◆ THE DATA ◆
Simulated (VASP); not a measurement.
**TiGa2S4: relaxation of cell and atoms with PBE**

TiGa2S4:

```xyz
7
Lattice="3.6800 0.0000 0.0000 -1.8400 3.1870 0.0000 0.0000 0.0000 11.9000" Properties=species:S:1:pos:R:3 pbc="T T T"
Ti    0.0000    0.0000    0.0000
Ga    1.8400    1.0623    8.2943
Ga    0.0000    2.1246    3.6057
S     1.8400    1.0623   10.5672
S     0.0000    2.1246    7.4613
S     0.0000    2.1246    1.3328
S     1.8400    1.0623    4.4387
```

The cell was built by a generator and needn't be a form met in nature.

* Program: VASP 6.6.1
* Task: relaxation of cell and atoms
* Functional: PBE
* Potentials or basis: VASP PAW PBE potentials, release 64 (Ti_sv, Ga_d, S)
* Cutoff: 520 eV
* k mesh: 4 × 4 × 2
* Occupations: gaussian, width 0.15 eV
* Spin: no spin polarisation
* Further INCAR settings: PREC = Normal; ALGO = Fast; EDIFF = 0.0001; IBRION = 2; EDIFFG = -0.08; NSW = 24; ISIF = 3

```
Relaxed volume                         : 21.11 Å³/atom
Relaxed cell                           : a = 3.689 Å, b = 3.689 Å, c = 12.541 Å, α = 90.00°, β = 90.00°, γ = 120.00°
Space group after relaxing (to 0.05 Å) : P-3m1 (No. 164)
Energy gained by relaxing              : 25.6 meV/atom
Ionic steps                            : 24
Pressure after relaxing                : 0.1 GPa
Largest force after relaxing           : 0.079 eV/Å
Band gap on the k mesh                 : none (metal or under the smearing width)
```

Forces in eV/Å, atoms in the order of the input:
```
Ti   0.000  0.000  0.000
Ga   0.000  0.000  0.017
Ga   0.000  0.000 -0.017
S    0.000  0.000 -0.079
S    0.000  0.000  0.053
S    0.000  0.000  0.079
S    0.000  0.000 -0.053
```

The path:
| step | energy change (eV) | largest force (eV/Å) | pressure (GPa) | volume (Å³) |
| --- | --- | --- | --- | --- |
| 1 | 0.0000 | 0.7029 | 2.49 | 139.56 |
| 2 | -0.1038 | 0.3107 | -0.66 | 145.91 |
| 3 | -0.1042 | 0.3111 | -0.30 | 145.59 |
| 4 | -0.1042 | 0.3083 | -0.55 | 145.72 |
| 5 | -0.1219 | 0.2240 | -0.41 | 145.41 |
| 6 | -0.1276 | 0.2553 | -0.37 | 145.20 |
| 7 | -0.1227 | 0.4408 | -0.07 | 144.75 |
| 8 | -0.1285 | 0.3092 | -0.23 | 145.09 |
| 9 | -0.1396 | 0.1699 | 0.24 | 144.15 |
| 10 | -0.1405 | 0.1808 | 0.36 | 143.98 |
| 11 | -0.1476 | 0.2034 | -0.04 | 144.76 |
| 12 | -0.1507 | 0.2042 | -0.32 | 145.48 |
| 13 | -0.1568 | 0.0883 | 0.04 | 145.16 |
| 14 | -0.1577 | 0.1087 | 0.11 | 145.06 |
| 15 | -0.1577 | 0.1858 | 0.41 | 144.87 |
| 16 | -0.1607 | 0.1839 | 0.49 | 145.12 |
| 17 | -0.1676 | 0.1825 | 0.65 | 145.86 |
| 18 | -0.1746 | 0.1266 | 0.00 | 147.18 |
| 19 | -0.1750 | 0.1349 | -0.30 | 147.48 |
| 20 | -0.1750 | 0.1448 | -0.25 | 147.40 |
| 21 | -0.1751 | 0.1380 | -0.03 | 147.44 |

◆ REQUIRED ACTION ◆
In the entries above, one line contains "24; ISIF = 3" and another contains "0.24 | 144.15 |". Reproduce exactly those two lines and the lines between them, nothing else.

◆ RESPONSE ◆
* Further INCAR settings: PREC = Normal; ALGO = Fast; EDIFF = 0.0001; IBRION = 2; EDIFFG = -0.08; NSW = 24; ISIF = 3

```
Relaxed volume                         : 21.11 Å³/atom
Relaxed cell                           : a = 3.689 Å, b = 3.689 Å, c = 12.541 Å, α = 90.00°, β = 90.00°, γ = 120.00°
Space group after relaxing (to 0.05 Å) : P-3m1 (No. 164)
Energy gained by relaxing              : 25.6 meV/atom
Ionic steps                            : 24
Pressure after relaxing                : 0.1 GPa
Largest force after relaxing           : 0.079 eV/Å
Band gap on the k mesh                 : none (metal or under the smearing width)
```

Forces in eV/Å, atoms in the order of the input:
```
Ti   0.000  0.000  0.000
Ga   0.000  0.000  0.017
Ga   0.000  0.000 -0.017
S    0.000  0.000 -0.079
S    0.000  0.000  0.053
S    0.000  0.000  0.079
S    0.000  0.000 -0.053
```

The path:
| step | energy change (eV) | largest force (eV/Å) | pressure (GPa) | volume (Å³) |
| --- | --- | --- | --- | --- |
| 1 | 0.0000 | 0.7029 | 2.49 | 139.56 |
| 2 | -0.1038 | 0.3107 | -0.66 | 145.91 |
| 3 | -0.1042 | 0.3111 | -0.30 | 145.59 |
| 4 | -0.1042 | 0.3083 | -0.55 | 145.72 |
| 5 | -0.1219 | 0.2240 | -0.41 | 145.41 |
| 6 | -0.1276 | 0.2553 | -0.37 | 145.20 |
| 7 | -0.1227 | 0.4408 | -0.07 | 144.75 |
| 8 | -0.1285 | 0.3092 | -0.23 | 145.09 |
| 9 | -0.1396 | 0.1699 | 0.24 | 144.15 |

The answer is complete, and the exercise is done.